====
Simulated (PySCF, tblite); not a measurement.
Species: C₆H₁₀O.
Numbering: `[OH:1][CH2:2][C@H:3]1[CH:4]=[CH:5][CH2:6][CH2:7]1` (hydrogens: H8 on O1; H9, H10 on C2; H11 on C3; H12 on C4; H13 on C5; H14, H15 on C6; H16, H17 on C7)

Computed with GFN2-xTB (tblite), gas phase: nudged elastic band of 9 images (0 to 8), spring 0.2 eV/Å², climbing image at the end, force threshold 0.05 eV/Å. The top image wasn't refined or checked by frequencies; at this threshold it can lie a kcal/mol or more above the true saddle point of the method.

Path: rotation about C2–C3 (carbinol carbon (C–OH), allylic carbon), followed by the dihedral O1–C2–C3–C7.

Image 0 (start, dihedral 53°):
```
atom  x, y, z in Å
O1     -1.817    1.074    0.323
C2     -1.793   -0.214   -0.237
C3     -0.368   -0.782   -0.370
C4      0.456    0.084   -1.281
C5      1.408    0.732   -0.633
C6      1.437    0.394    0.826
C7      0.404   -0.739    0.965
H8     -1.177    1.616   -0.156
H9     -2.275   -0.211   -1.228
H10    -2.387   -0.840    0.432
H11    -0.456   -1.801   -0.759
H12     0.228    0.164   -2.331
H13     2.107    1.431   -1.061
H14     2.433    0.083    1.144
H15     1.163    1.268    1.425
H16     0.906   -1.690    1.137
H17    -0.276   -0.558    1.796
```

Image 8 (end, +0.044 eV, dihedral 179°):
====

> **Activity**
Repeat the data above. Change nothing.

> **Exercise response**
Simulated (PySCF, tblite); not a measurement.
Species: C₆H₁₀O.
Numbering: `[OH:1][CH2:2][C@H:3]1[CH:4]=[CH:5][CH2:6][CH2:7]1` (hydrogens: H8 on O1; H9, H10 on C2; H11 on C3; H12 on C4; H13 on C5; H14, H15 on C6; H16, H17 on C7)

Computed with GFN2-xTB (tblite), gas phase: nudged elastic band of 9 images (0 to 8), spring 0.2 eV/Å², climbing image at the end, force threshold 0.05 eV/Å. The top image wasn't refined or checked by frequencies; at this threshold it can lie a kcal/mol or more above the true saddle point of the method.

Path: rotation about C2–C3 (carbinol carbon (C–OH), allylic carbon), followed by the dihedral O1–C2–C3–C7.

Image 0 (start, dihedral 53°):
```
atom  x, y, z in Å
O1     -1.817    1.074    0.323
C2     -1.793   -0.214   -0.237
C3     -0.368   -0.782   -0.370
C4      0.456    0.084   -1.281
C5      1.408    0.732   -0.633
C6      1.437    0.394    0.826
C7      0.404   -0.739    0.965
H8     -1.177    1.616   -0.156
H9     -2.275   -0.211   -1.228
H10    -2.387   -0.840    0.432
H11    -0.456   -1.801   -0.759
H12     0.228    0.164   -2.331
H13     2.107    1.431   -1.061
H14     2.433    0.083    1.144
H15     1.163    1.268    1.425
H16     0.906   -1.690    1.137
H17    -0.276   -0.558    1.796
```

Image 8 (end, +0.044 eV, dihedral 179°):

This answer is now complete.